§ REQUIRED ACTION
Go through the records and give each one again exactly.

Segment Open
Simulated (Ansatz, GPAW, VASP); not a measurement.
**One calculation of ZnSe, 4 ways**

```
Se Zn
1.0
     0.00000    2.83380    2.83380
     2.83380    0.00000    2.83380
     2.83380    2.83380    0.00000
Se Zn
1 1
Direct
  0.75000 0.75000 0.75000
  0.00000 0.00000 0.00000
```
Segment Closed

§ WORKED SOLUTION
Simulated (Ansatz, GPAW, VASP); not a measurement.
**One calculation of ZnSe, 4 ways**

```
Se Zn
1.0
     0.00000    2.83380    2.83380
     2.83380    0.00000    2.83380
     2.83380    2.83380    0.00000
Se Zn
1 1
Direct
  0.75000 0.75000 0.75000
  0.00000 0.00000 0.00000
```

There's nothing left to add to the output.